STUDY MATERIAL START

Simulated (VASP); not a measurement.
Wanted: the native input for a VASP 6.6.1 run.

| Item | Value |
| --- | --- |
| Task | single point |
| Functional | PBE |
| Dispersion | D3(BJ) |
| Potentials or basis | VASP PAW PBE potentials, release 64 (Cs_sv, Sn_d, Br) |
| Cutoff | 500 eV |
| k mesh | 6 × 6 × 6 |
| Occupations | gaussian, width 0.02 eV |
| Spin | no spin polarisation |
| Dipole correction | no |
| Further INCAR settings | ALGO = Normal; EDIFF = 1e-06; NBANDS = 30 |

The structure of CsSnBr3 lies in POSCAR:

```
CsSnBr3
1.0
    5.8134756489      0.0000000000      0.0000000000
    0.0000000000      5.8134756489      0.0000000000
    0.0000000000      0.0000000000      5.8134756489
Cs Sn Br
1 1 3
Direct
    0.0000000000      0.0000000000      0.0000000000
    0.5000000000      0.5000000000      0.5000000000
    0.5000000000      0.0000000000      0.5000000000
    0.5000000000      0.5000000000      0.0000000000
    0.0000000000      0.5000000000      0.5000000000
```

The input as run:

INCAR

STUDY MATERIAL END

TASK ITEM
Restate the records above in full, keeping each line exactly as it stands.

WRITTEN REPLY
Simulated (VASP); not a measurement.
Wanted: the native input for a VASP 6.6.1 run.

| Item | Value |
| --- | --- |
| Task | single point |
| Functional | PBE |
| Dispersion | D3(BJ) |
| Potentials or basis | VASP PAW PBE potentials, release 64 (Cs_sv, Sn_d, Br) |
| Cutoff | 500 eV |
| k mesh | 6 × 6 × 6 |
| Occupations | gaussian, width 0.02 eV |
| Spin | no spin polarisation |
| Dipole correction | no |
| Further INCAR settings | ALGO = Normal; EDIFF = 1e-06; NBANDS = 30 |

The structure of CsSnBr3 lies in POSCAR:

```
CsSnBr3
1.0
    5.8134756489      0.0000000000      0.0000000000
    0.0000000000      5.8134756489      0.0000000000
    0.0000000000      0.0000000000      5.8134756489
Cs Sn Br
1 1 3
Direct
    0.0000000000      0.0000000000      0.0000000000
    0.5000000000      0.5000000000      0.5000000000
    0.5000000000      0.0000000000      0.5000000000
    0.5000000000      0.5000000000      0.0000000000
    0.0000000000      0.5000000000      0.5000000000
```

The input as run:

INCAR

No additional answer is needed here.